§ Data section:
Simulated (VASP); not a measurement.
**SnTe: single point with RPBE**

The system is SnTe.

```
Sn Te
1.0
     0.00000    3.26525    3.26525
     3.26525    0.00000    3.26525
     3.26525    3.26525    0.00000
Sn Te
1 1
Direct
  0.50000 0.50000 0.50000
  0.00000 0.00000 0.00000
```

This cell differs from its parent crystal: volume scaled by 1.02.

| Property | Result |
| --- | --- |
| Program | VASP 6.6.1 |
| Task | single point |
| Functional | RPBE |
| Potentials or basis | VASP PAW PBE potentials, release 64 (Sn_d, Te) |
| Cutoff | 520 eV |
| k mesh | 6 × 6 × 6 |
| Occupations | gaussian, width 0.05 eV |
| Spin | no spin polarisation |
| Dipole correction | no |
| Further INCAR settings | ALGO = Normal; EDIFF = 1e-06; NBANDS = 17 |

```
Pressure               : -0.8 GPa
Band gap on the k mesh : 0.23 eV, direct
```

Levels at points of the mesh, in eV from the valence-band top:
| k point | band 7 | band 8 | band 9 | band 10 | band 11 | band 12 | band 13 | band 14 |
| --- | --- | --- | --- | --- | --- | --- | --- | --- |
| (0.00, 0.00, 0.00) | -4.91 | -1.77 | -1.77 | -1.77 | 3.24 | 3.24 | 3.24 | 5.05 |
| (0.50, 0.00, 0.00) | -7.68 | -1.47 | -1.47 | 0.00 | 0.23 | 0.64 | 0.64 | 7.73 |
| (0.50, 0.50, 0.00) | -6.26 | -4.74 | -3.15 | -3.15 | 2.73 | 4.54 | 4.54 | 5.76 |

§ Work task:
The data should be copied out in full, exactly as it reads.

§ Task answer:
Simulated (VASP); not a measurement.
**SnTe: single point with RPBE**

The system is SnTe.

```
Sn Te
1.0
     0.00000    3.26525    3.26525
     3.26525    0.00000    3.26525
     3.26525    3.26525    0.00000
Sn Te
1 1
Direct
  0.50000 0.50000 0.50000
  0.00000 0.00000 0.00000
```

This cell differs from its parent crystal: volume scaled by 1.02.

| Property | Result |
| --- | --- |
| Program | VASP 6.6.1 |
| Task | single point |
| Functional | RPBE |
| Potentials or basis | VASP PAW PBE potentials, release 64 (Sn_d, Te) |
| Cutoff | 520 eV |
| k mesh | 6 × 6 × 6 |
| Occupations | gaussian, width 0.05 eV |
| Spin | no spin polarisation |
| Dipole correction | no |
| Further INCAR settings | ALGO = Normal; EDIFF = 1e-06; NBANDS = 17 |

```
Pressure               : -0.8 GPa
Band gap on the k mesh : 0.23 eV, direct
```

Levels at points of the mesh, in eV from the valence-band top:
| k point | band 7 | band 8 | band 9 | band 10 | band 11 | band 12 | band 13 | band 14 |
| --- | --- | --- | --- | --- | --- | --- | --- | --- |
| (0.00, 0.00, 0.00) | -4.91 | -1.77 | -1.77 | -1.77 | 3.24 | 3.24 | 3.24 | 5.05 |
| (0.50, 0.00, 0.00) | -7.68 | -1.47 | -1.47 | 0.00 | 0.23 | 0.64 | 0.64 | 7.73 |
| (0.50, 0.50, 0.00) | -6.26 | -4.74 | -3.15 | -3.15 | 2.73 | 4.54 | 4.54 | 5.76 |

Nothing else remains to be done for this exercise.